# Requirement
Without changing a character, output all of the records.

# Raw data
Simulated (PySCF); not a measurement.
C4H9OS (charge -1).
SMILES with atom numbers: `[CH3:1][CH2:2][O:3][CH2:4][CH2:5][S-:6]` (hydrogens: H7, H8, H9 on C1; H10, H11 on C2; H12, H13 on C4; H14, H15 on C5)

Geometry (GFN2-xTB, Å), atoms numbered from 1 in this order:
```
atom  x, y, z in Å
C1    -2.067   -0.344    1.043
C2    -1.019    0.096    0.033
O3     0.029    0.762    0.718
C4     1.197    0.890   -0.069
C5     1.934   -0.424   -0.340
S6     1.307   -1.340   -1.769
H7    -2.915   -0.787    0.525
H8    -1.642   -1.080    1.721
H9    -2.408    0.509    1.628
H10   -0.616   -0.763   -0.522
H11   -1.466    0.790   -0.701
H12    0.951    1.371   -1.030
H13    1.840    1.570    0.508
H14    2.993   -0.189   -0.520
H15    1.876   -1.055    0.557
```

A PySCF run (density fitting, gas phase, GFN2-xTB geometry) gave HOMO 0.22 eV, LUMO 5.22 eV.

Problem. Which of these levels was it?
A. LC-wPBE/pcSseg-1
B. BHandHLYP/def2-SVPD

# Exercise result
Simulated (PySCF); not a measurement.
C4H9OS (charge -1).
SMILES with atom numbers: `[CH3:1][CH2:2][O:3][CH2:4][CH2:5][S-:6]` (hydrogens: H7, H8, H9 on C1; H10, H11 on C2; H12, H13 on C4; H14, H15 on C5)

Geometry (GFN2-xTB, Å), atoms numbered from 1 in this order:
```
atom  x, y, z in Å
C1    -2.067   -0.344    1.043
C2    -1.019    0.096    0.033
O3     0.029    0.762    0.718
C4     1.197    0.890   -0.069
C5     1.934   -0.424   -0.340
S6     1.307   -1.340   -1.769
H7    -2.915   -0.787    0.525
H8    -1.642   -1.080    1.721
H9    -2.408    0.509    1.628
H10   -0.616   -0.763   -0.522
H11   -1.466    0.790   -0.701
H12    0.951    1.371   -1.030
H13    1.840    1.570    0.508
H14    2.993   -0.189   -0.520
H15    1.876   -1.055    0.557
```

A PySCF run (density fitting, gas phase, GFN2-xTB geometry) gave HOMO 0.22 eV, LUMO 5.22 eV.

Problem. Which of these levels was it?
A. LC-wPBE/pcSseg-1
B. BHandHLYP/def2-SVPD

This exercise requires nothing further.